Data for review:
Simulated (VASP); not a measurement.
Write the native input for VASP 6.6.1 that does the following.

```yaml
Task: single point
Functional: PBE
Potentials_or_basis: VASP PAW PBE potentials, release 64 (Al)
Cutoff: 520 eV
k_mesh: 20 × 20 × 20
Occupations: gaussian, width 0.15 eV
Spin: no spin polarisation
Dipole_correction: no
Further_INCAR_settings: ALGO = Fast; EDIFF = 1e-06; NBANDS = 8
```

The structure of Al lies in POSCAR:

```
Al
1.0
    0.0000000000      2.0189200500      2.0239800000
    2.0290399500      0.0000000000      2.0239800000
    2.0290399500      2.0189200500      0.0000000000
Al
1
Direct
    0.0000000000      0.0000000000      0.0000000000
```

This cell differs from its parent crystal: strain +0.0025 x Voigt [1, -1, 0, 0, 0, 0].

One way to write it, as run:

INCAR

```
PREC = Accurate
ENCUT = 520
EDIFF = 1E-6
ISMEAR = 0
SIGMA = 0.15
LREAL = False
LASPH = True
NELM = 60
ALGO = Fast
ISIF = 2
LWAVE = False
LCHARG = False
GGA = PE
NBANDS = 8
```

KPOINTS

Task item: Nothing in the records above may be left out; repeat them exactly.

Task answer:
Simulated (VASP); not a measurement.
Write the native input for VASP 6.6.1 that does the following.

```yaml
Task: single point
Functional: PBE
Potentials_or_basis: VASP PAW PBE potentials, release 64 (Al)
Cutoff: 520 eV
k_mesh: 20 × 20 × 20
Occupations: gaussian, width 0.15 eV
Spin: no spin polarisation
Dipole_correction: no
Further_INCAR_settings: ALGO = Fast; EDIFF = 1e-06; NBANDS = 8
```

The structure of Al lies in POSCAR:

```
Al
1.0
    0.0000000000      2.0189200500      2.0239800000
    2.0290399500      0.0000000000      2.0239800000
    2.0290399500      2.0189200500      0.0000000000
Al
1
Direct
    0.0000000000      0.0000000000      0.0000000000
```

This cell differs from its parent crystal: strain +0.0025 x Voigt [1, -1, 0, 0, 0, 0].

One way to write it, as run:

INCAR

```
PREC = Accurate
ENCUT = 520
EDIFF = 1E-6
ISMEAR = 0
SIGMA = 0.15
LREAL = False
LASPH = True
NELM = 60
ALGO = Fast
ISIF = 2
LWAVE = False
LCHARG = False
GGA = PE
NBANDS = 8
```

KPOINTS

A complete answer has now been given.